Requirement
Write out exactly the lines below that run from the one containing "Task: Radial electron" through the one containing "What is the nuclear charge?", both included, with no other lines.

•••

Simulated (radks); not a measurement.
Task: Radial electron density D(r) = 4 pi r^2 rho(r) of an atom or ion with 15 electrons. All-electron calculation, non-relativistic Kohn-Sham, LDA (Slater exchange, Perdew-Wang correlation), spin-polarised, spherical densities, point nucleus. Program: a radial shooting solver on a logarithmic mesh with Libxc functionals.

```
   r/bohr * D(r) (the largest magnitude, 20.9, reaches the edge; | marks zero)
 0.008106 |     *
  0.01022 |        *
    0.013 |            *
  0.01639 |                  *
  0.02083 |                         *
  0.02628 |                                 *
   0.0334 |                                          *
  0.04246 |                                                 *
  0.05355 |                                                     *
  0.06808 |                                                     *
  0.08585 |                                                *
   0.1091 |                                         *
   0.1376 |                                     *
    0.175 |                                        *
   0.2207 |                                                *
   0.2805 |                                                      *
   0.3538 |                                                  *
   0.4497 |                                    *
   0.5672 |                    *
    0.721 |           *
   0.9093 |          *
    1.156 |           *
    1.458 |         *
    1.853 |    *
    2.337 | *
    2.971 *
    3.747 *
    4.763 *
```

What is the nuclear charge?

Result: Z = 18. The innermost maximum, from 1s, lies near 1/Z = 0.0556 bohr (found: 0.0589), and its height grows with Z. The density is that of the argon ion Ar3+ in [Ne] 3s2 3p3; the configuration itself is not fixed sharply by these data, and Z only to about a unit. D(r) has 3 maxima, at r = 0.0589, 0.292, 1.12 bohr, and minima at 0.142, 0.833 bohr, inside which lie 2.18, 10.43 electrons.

•••

Written solution
Task: Radial electron density D(r) = 4 pi r^2 rho(r) of an atom or ion with 15 electrons. All-electron calculation, non-relativistic Kohn-Sham, LDA (Slater exchange, Perdew-Wang correlation), spin-polarised, spherical densities, point nucleus. Program: a radial shooting solver on a logarithmic mesh with Libxc functionals.

```
   r/bohr * D(r) (the largest magnitude, 20.9, reaches the edge; | marks zero)
 0.008106 |     *
  0.01022 |        *
    0.013 |            *
  0.01639 |                  *
  0.02083 |                         *
  0.02628 |                                 *
   0.0334 |                                          *
  0.04246 |                                                 *
  0.05355 |                                                     *
  0.06808 |                                                     *
  0.08585 |                                                *
   0.1091 |                                         *
   0.1376 |                                     *
    0.175 |                                        *
   0.2207 |                                                *
   0.2805 |                                                      *
   0.3538 |                                                  *
   0.4497 |                                    *
   0.5672 |                    *
    0.721 |           *
   0.9093 |          *
    1.156 |           *
    1.458 |         *
    1.853 |    *
    2.337 | *
    2.971 *
    3.747 *
    4.763 *
```

What is the nuclear charge?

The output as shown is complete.